**SUPPLIED RECORDS**
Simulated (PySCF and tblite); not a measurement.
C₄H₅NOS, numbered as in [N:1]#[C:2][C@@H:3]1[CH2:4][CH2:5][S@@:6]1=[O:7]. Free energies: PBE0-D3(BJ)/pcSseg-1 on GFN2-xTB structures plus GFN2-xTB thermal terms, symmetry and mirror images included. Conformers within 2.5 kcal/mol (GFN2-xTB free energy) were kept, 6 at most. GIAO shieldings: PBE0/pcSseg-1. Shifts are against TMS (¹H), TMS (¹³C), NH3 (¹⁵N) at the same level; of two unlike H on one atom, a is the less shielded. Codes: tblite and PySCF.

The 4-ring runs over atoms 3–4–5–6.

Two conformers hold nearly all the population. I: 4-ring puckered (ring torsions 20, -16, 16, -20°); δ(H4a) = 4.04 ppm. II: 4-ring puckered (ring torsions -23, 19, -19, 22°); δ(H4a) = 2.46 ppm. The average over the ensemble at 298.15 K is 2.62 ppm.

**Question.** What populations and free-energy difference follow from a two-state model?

**WORK TASK**
Each line of the data is to be retyped exactly as shown.

**EXERCISE RESPONSE**
Simulated (PySCF and tblite); not a measurement.
C₄H₅NOS, numbered as in [N:1]#[C:2][C@@H:3]1[CH2:4][CH2:5][S@@:6]1=[O:7]. Free energies: PBE0-D3(BJ)/pcSseg-1 on GFN2-xTB structures plus GFN2-xTB thermal terms, symmetry and mirror images included. Conformers within 2.5 kcal/mol (GFN2-xTB free energy) were kept, 6 at most. GIAO shieldings: PBE0/pcSseg-1. Shifts are against TMS (¹H), TMS (¹³C), NH3 (¹⁵N) at the same level; of two unlike H on one atom, a is the less shielded. Codes: tblite and PySCF.

The 4-ring runs over atoms 3–4–5–6.

Two conformers hold nearly all the population. I: 4-ring puckered (ring torsions 20, -16, 16, -20°); δ(H4a) = 4.04 ppm. II: 4-ring puckered (ring torsions -23, 19, -19, 22°); δ(H4a) = 2.46 ppm. The average over the ensemble at 298.15 K is 2.62 ppm.

**Question.** What populations and free-energy difference follow from a two-state model?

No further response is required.